Supplied entries:
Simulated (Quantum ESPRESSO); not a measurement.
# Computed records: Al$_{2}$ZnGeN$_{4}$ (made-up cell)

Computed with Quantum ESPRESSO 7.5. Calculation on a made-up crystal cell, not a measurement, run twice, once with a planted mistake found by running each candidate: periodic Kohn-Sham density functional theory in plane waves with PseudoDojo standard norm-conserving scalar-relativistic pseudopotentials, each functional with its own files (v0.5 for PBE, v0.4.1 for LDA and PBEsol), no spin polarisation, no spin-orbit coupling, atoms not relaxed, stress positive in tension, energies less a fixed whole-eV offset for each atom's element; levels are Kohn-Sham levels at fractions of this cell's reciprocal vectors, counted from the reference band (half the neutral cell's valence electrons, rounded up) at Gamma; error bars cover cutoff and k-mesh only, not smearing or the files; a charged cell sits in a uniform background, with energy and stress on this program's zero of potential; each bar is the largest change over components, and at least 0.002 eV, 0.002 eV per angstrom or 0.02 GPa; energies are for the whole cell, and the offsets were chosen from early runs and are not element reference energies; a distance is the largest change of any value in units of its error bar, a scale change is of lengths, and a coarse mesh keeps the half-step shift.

Work request:
Every line of the material above must be set down again exactly.

Exercise answer:
Simulated (Quantum ESPRESSO); not a measurement.
# Computed records: Al$_{2}$ZnGeN$_{4}$ (made-up cell)

Computed with Quantum ESPRESSO 7.5. Calculation on a made-up crystal cell, not a measurement, run twice, once with a planted mistake found by running each candidate: periodic Kohn-Sham density functional theory in plane waves with PseudoDojo standard norm-conserving scalar-relativistic pseudopotentials, each functional with its own files (v0.5 for PBE, v0.4.1 for LDA and PBEsol), no spin polarisation, no spin-orbit coupling, atoms not relaxed, stress positive in tension, energies less a fixed whole-eV offset for each atom's element; levels are Kohn-Sham levels at fractions of this cell's reciprocal vectors, counted from the reference band (half the neutral cell's valence electrons, rounded up) at Gamma; error bars cover cutoff and k-mesh only, not smearing or the files; a charged cell sits in a uniform background, with energy and stress on this program's zero of potential; each bar is the largest change over components, and at least 0.002 eV, 0.002 eV per angstrom or 0.02 GPa; energies are for the whole cell, and the offsets were chosen from early runs and are not element reference energies; a distance is the largest change of any value in units of its error bar, a scale change is of lengths, and a coarse mesh keeps the half-step shift.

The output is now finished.